■ Brief ■
Output the full listing below exactly.

*** Opening of Dataset extract ***

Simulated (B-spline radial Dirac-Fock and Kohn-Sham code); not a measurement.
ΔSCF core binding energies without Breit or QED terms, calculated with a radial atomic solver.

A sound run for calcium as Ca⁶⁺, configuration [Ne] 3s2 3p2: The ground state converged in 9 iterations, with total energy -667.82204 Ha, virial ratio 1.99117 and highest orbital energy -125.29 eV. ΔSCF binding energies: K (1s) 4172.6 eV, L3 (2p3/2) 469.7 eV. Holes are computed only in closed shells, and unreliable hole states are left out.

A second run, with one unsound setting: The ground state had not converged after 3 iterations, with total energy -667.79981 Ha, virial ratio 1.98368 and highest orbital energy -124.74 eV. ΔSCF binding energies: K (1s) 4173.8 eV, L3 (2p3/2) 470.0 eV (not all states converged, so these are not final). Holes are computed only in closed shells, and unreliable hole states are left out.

*** Close of Dataset extract ***

■ Reply ■
Simulated (B-spline radial Dirac-Fock and Kohn-Sham code); not a measurement.
ΔSCF core binding energies without Breit or QED terms, calculated with a radial atomic solver.

A sound run for calcium as Ca⁶⁺, configuration [Ne] 3s2 3p2: The ground state converged in 9 iterations, with total energy -667.82204 Ha, virial ratio 1.99117 and highest orbital energy -125.29 eV. ΔSCF binding energies: K (1s) 4172.6 eV, L3 (2p3/2) 469.7 eV. Holes are computed only in closed shells, and unreliable hole states are left out.

A second run, with one unsound setting: The ground state had not converged after 3 iterations, with total energy -667.79981 Ha, virial ratio 1.98368 and highest orbital energy -124.74 eV. ΔSCF binding energies: K (1s) 4173.8 eV, L3 (2p3/2) 470.0 eV (not all states converged, so these are not final). Holes are computed only in closed shells, and unreliable hole states are left out.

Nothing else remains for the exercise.